=-=-=-=-=

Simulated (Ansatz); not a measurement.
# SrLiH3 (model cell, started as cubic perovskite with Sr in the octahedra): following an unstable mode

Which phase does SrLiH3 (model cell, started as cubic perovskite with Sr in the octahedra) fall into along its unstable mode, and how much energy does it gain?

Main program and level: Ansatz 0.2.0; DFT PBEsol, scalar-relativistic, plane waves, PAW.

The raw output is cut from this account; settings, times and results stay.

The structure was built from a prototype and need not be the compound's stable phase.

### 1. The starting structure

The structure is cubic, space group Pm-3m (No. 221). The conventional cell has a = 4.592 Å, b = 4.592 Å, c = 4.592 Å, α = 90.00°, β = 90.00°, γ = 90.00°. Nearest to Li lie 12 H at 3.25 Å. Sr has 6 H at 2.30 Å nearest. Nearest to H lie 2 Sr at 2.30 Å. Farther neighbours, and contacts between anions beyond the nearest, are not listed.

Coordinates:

=-=-=-=-=

Looking at the entries above, can you reproduce exactly the lines from the one that holds "### 1. The starting structure" through the one that holds "The structure is", and only those?

__Response box__.
### 1. The starting structure

The structure is cubic, space group Pm-3m (No. 221). The conventional cell has a = 4.592 Å, b = 4.592 Å, c = 4.592 Å, α = 90.00°, β = 90.00°, γ = 90.00°. Nearest to Li lie 12 H at 3.25 Å. Sr has 6 H at 2.30 Å nearest. Nearest to H lie 2 Sr at 2.30 Å. Farther neighbours, and contacts between anions beyond the nearest, are not listed.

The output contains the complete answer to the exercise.